**WORK REQUEST**
For this exercise, restate the data below with no change at all.

**DATA**
——————————

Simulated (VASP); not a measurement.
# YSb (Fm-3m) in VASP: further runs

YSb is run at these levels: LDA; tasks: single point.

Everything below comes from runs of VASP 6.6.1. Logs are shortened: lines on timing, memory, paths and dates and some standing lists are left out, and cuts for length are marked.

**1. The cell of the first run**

——————————

**ANSWER AREA**
Simulated (VASP); not a measurement.
# YSb (Fm-3m) in VASP: further runs

YSb is run at these levels: LDA; tasks: single point.

Everything below comes from runs of VASP 6.6.1. Logs are shortened: lines on timing, memory, paths and dates and some standing lists are left out, and cuts for length are marked.

**1. The cell of the first run**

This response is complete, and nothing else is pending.